WORK INSTRUCTION:
Each line from the start of the records through the line containing "waves, PAW |" is to be transcribed exactly, and no other line is to be included.

GIVEN INFORMATION:
○ ○ ○ ○

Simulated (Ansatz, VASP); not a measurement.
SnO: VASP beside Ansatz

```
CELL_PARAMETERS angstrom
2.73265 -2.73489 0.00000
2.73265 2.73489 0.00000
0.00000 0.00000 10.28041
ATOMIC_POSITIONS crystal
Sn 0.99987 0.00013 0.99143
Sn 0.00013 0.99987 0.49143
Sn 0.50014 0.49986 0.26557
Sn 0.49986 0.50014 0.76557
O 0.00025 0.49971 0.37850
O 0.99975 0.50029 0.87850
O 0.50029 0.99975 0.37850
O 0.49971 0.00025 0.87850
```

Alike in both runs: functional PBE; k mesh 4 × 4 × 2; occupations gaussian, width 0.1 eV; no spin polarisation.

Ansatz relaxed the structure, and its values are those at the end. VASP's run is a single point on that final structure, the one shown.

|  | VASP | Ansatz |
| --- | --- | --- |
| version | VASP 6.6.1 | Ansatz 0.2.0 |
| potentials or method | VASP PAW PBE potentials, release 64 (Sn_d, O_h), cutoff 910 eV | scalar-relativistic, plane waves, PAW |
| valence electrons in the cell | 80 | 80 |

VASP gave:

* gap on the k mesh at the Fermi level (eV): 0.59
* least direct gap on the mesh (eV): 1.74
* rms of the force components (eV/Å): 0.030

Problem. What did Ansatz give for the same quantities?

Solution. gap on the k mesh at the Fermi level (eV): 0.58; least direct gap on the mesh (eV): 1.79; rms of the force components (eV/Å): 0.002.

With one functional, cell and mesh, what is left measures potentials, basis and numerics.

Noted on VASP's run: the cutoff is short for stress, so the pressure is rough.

○ ○ ○ ○

PROBLEM SOLUTION:
Simulated (Ansatz, VASP); not a measurement.
SnO: VASP beside Ansatz

```
CELL_PARAMETERS angstrom
2.73265 -2.73489 0.00000
2.73265 2.73489 0.00000
0.00000 0.00000 10.28041
ATOMIC_POSITIONS crystal
Sn 0.99987 0.00013 0.99143
Sn 0.00013 0.99987 0.49143
Sn 0.50014 0.49986 0.26557
Sn 0.49986 0.50014 0.76557
O 0.00025 0.49971 0.37850
O 0.99975 0.50029 0.87850
O 0.50029 0.99975 0.37850
O 0.49971 0.00025 0.87850
```

Alike in both runs: functional PBE; k mesh 4 × 4 × 2; occupations gaussian, width 0.1 eV; no spin polarisation.

Ansatz relaxed the structure, and its values are those at the end. VASP's run is a single point on that final structure, the one shown.

|  | VASP | Ansatz |
| --- | --- | --- |
| version | VASP 6.6.1 | Ansatz 0.2.0 |
| potentials or method | VASP PAW PBE potentials, release 64 (Sn_d, O_h), cutoff 910 eV | scalar-relativistic, plane waves, PAW |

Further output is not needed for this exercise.